#### ASSIGNED TASK
Stop after the line containing "Ansatz 0.2.0 |": print each line exactly from the first line of the listing up to that point.

★ ★ ★ ★ ★
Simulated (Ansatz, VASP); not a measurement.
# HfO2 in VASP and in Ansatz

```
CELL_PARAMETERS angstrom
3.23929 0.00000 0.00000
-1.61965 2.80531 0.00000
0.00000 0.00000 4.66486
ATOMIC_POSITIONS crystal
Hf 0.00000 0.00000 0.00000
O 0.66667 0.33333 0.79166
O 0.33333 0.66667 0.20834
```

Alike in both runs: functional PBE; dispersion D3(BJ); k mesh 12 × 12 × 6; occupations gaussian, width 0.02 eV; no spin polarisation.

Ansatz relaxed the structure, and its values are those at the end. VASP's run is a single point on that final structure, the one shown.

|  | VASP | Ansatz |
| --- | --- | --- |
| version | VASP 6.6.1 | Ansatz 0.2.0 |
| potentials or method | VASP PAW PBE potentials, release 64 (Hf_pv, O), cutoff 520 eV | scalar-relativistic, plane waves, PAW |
★ ★ ★ ★ ★

#### TASK SOLUTION
Simulated (Ansatz, VASP); not a measurement.
# HfO2 in VASP and in Ansatz

```
CELL_PARAMETERS angstrom
3.23929 0.00000 0.00000
-1.61965 2.80531 0.00000
0.00000 0.00000 4.66486
ATOMIC_POSITIONS crystal
Hf 0.00000 0.00000 0.00000
O 0.66667 0.33333 0.79166
O 0.33333 0.66667 0.20834
```

Alike in both runs: functional PBE; dispersion D3(BJ); k mesh 12 × 12 × 6; occupations gaussian, width 0.02 eV; no spin polarisation.

Ansatz relaxed the structure, and its values are those at the end. VASP's run is a single point on that final structure, the one shown.

|  | VASP | Ansatz |
| --- | --- | --- |
| version | VASP 6.6.1 | Ansatz 0.2.0 |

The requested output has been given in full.